REQUIRED ACTION:
Retype the data in its entirety, with no word changed.

DATASET CONTENT:
+ + +

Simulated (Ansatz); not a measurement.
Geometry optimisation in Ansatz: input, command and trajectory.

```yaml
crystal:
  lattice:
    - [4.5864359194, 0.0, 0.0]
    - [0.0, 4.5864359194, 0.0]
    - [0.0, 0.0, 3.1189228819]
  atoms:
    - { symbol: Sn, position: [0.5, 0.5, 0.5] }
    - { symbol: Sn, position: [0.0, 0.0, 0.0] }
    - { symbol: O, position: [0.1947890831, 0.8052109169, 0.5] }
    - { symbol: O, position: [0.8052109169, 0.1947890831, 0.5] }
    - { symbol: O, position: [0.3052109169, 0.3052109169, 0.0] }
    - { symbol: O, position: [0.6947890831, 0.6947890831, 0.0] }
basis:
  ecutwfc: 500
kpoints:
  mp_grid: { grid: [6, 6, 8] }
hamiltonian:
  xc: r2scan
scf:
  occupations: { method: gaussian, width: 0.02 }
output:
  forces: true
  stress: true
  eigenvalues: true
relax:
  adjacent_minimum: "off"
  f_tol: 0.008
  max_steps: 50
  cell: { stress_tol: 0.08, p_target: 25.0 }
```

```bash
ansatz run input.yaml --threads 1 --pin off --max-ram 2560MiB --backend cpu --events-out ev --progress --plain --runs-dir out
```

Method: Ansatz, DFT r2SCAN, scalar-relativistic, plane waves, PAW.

+ + +

WRITTEN ANSWER:
Simulated (Ansatz); not a measurement.
Geometry optimisation in Ansatz: input, command and trajectory.

```yaml
crystal:
  lattice:
    - [4.5864359194, 0.0, 0.0]
    - [0.0, 4.5864359194, 0.0]
    - [0.0, 0.0, 3.1189228819]
  atoms:
    - { symbol: Sn, position: [0.5, 0.5, 0.5] }
    - { symbol: Sn, position: [0.0, 0.0, 0.0] }
    - { symbol: O, position: [0.1947890831, 0.8052109169, 0.5] }
    - { symbol: O, position: [0.8052109169, 0.1947890831, 0.5] }
    - { symbol: O, position: [0.3052109169, 0.3052109169, 0.0] }
    - { symbol: O, position: [0.6947890831, 0.6947890831, 0.0] }
basis:
  ecutwfc: 500
kpoints:
  mp_grid: { grid: [6, 6, 8] }
hamiltonian:
  xc: r2scan
scf:
  occupations: { method: gaussian, width: 0.02 }
output:
  forces: true
  stress: true
  eigenvalues: true
relax:
  adjacent_minimum: "off"
  f_tol: 0.008
  max_steps: 50
  cell: { stress_tol: 0.08, p_target: 25.0 }
```

```bash
ansatz run input.yaml --threads 1 --pin off --max-ram 2560MiB --backend cpu --events-out ev --progress --plain --runs-dir out
```

Method: Ansatz, DFT r2SCAN, scalar-relativistic, plane waves, PAW.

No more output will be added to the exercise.